• ASSIGNED TASK
In the data below, one line contains "Peak 2, 1.40" and a later one contains "Peak 5, 3.53". Print both, with every line between them, exactly and alone.

• EXTRACTED RECORDS
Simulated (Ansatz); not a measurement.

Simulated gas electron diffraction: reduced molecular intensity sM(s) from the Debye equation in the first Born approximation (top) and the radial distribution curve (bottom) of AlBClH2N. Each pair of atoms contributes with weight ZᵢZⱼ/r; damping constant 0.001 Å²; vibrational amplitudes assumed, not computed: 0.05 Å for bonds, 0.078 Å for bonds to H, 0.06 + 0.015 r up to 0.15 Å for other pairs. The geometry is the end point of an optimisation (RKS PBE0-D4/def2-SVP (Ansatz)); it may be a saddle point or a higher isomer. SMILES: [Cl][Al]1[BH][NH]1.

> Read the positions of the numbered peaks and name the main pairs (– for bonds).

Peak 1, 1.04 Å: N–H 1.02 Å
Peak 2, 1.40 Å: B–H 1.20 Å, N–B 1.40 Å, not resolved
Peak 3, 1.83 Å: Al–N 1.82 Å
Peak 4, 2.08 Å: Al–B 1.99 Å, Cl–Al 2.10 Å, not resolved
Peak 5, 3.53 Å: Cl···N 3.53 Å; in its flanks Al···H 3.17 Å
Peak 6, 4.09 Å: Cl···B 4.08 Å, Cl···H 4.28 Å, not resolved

• RESPONSE BOX
Peak 2, 1.40 Å: B–H 1.20 Å, N–B 1.40 Å, not resolved
Peak 3, 1.83 Å: Al–N 1.82 Å
Peak 4, 2.08 Å: Al–B 1.99 Å, Cl–Al 2.10 Å, not resolved
Peak 5, 3.53 Å: Cl···N 3.53 Å; in its flanks Al···H 3.17 Å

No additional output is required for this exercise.